============

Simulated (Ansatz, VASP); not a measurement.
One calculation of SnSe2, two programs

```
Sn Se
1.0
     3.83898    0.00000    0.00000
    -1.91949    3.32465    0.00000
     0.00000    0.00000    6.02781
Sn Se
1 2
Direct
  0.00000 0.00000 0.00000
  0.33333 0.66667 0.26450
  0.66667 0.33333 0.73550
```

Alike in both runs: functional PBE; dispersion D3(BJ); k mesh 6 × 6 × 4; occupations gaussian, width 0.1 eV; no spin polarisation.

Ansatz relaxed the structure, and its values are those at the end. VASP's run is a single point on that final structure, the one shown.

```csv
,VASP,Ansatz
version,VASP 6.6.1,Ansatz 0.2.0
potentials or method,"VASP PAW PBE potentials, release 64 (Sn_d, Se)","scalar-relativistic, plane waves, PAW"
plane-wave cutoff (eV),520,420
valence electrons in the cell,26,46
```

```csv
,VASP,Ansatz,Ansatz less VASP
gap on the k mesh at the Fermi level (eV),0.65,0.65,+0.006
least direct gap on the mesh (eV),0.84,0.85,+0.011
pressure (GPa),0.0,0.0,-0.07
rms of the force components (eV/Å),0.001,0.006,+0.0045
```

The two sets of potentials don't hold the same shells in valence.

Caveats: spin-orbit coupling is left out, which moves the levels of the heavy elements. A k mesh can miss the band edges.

============

** Work item **
Could you return exactly the stretch of the data above that starts at the line with "Ansatz relaxed the" and ends at the line with "The two sets", both lines included?

** Written response **
Ansatz relaxed the structure, and its values are those at the end. VASP's run is a single point on that final structure, the one shown.

```csv
,VASP,Ansatz
version,VASP 6.6.1,Ansatz 0.2.0
potentials or method,"VASP PAW PBE potentials, release 64 (Sn_d, Se)","scalar-relativistic, plane waves, PAW"
plane-wave cutoff (eV),520,420
valence electrons in the cell,26,46
```

```csv
,VASP,Ansatz,Ansatz less VASP
gap on the k mesh at the Fermi level (eV),0.65,0.65,+0.006
least direct gap on the mesh (eV),0.84,0.85,+0.011
pressure (GPa),0.0,0.0,-0.07
rms of the force components (eV/Å),0.001,0.006,+0.0045
```

The two sets of potentials don't hold the same shells in valence.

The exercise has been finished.